● ● ● ● ●
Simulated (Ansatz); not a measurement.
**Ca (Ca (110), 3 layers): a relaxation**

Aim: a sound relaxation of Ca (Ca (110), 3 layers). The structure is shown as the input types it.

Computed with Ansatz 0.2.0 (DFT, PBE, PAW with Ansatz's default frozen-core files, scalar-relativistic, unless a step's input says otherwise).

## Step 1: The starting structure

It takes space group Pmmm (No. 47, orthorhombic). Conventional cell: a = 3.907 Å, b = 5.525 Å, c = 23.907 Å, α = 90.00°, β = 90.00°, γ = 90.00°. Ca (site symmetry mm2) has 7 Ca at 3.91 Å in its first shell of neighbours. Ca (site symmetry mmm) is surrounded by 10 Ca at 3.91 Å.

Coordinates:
● ● ● ● ●

## Activity
Transcribe only, please, the lines from the first line of the records through the line with "It takes space". Both of those lines are included.

## Solution
Simulated (Ansatz); not a measurement.
**Ca (Ca (110), 3 layers): a relaxation**

Aim: a sound relaxation of Ca (Ca (110), 3 layers). The structure is shown as the input types it.

Computed with Ansatz 0.2.0 (DFT, PBE, PAW with Ansatz's default frozen-core files, scalar-relativistic, unless a step's input says otherwise).

## Step 1: The starting structure

It takes space group Pmmm (No. 47, orthorhombic). Conventional cell: a = 3.907 Å, b = 5.525 Å, c = 23.907 Å, α = 90.00°, β = 90.00°, γ = 90.00°. Ca (site symmetry mm2) has 7 Ca at 3.91 Å in its first shell of neighbours. Ca (site symmetry mmm) is surrounded by 10 Ca at 3.91 Å.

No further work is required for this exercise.